=====

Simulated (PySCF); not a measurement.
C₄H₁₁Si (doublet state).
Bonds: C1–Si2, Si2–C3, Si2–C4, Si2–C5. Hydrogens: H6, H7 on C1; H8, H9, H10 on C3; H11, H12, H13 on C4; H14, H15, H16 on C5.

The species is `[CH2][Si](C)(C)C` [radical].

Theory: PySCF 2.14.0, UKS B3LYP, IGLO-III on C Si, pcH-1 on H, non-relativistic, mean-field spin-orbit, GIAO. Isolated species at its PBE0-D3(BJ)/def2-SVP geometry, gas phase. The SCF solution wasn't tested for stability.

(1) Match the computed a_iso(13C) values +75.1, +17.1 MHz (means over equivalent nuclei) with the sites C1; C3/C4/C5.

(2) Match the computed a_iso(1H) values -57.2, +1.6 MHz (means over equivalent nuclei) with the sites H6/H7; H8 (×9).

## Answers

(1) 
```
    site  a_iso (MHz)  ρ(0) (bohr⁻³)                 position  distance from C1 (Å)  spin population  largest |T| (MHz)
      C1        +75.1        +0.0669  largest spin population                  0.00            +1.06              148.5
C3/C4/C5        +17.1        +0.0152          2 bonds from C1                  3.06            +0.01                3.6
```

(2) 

=====

[Work request] Copy out the full listing exactly.

[Exercise output]
Simulated (PySCF); not a measurement.
C₄H₁₁Si (doublet state).
Bonds: C1–Si2, Si2–C3, Si2–C4, Si2–C5. Hydrogens: H6, H7 on C1; H8, H9, H10 on C3; H11, H12, H13 on C4; H14, H15, H16 on C5.

The species is `[CH2][Si](C)(C)C` [radical].

Theory: PySCF 2.14.0, UKS B3LYP, IGLO-III on C Si, pcH-1 on H, non-relativistic, mean-field spin-orbit, GIAO. Isolated species at its PBE0-D3(BJ)/def2-SVP geometry, gas phase. The SCF solution wasn't tested for stability.

(1) Match the computed a_iso(13C) values +75.1, +17.1 MHz (means over equivalent nuclei) with the sites C1; C3/C4/C5.

(2) Match the computed a_iso(1H) values -57.2, +1.6 MHz (means over equivalent nuclei) with the sites H6/H7; H8 (×9).

## Answers

(1) 
```
    site  a_iso (MHz)  ρ(0) (bohr⁻³)                 position  distance from C1 (Å)  spin population  largest |T| (MHz)
      C1        +75.1        +0.0669  largest spin population                  0.00            +1.06              148.5
C3/C4/C5        +17.1        +0.0152          2 bonds from C1                  3.06            +0.01                3.6
```

(2) 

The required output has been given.